**EXCERPTED DATA:**
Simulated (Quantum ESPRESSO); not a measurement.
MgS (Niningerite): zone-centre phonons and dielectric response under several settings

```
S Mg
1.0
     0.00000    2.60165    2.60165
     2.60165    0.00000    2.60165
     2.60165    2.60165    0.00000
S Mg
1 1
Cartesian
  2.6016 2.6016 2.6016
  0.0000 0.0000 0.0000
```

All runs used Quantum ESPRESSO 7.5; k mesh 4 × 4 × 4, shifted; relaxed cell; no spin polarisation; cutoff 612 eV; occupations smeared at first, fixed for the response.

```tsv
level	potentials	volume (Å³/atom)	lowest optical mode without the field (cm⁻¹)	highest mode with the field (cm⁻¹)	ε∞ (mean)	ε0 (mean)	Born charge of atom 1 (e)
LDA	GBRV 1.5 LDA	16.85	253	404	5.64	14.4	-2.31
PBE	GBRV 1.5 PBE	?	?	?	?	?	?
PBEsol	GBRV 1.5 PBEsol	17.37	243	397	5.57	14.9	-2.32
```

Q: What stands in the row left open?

**WORK ORDER:** Repeat every record, exactly as written.

**TASK RESULT:**
Simulated (Quantum ESPRESSO); not a measurement.
MgS (Niningerite): zone-centre phonons and dielectric response under several settings

```
S Mg
1.0
     0.00000    2.60165    2.60165
     2.60165    0.00000    2.60165
     2.60165    2.60165    0.00000
S Mg
1 1
Cartesian
  2.6016 2.6016 2.6016
  0.0000 0.0000 0.0000
```

All runs used Quantum ESPRESSO 7.5; k mesh 4 × 4 × 4, shifted; relaxed cell; no spin polarisation; cutoff 612 eV; occupations smeared at first, fixed for the response.

```tsv
level	potentials	volume (Å³/atom)	lowest optical mode without the field (cm⁻¹)	highest mode with the field (cm⁻¹)	ε∞ (mean)	ε0 (mean)	Born charge of atom 1 (e)
LDA	GBRV 1.5 LDA	16.85	253	404	5.64	14.4	-2.31
PBE	GBRV 1.5 PBE	?	?	?	?	?	?
PBEsol	GBRV 1.5 PBEsol	17.37	243	397	5.57	14.9	-2.32
```

Q: What stands in the row left open?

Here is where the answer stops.